▶ **Material shown**
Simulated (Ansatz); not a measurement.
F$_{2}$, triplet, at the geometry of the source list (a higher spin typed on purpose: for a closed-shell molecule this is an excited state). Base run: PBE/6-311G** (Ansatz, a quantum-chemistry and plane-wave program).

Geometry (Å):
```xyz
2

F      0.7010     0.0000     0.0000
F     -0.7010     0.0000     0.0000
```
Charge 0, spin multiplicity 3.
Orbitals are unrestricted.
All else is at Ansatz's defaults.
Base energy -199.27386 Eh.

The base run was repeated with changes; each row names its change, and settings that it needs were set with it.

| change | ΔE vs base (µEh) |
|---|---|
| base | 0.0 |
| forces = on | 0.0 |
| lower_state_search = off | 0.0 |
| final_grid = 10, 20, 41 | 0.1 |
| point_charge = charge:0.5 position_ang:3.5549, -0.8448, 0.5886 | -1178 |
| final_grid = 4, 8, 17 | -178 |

▶ **Task item**
Could you print all of the data above once more, unaltered?

▶ **Expected answer**
Simulated (Ansatz); not a measurement.
F$_{2}$, triplet, at the geometry of the source list (a higher spin typed on purpose: for a closed-shell molecule this is an excited state). Base run: PBE/6-311G** (Ansatz, a quantum-chemistry and plane-wave program).

Geometry (Å):
```xyz
2

F      0.7010     0.0000     0.0000
F     -0.7010     0.0000     0.0000
```
Charge 0, spin multiplicity 3.
Orbitals are unrestricted.
All else is at Ansatz's defaults.
Base energy -199.27386 Eh.

The base run was repeated with changes; each row names its change, and settings that it needs were set with it.

| change | ΔE vs base (µEh) |
|---|---|
| base | 0.0 |
| forces = on | 0.0 |
| lower_state_search = off | 0.0 |
| final_grid = 10, 20, 41 | 0.1 |
| point_charge = charge:0.5 position_ang:3.5549, -0.8448, 0.5886 | -1178 |
| final_grid = 4, 8, 17 | -178 |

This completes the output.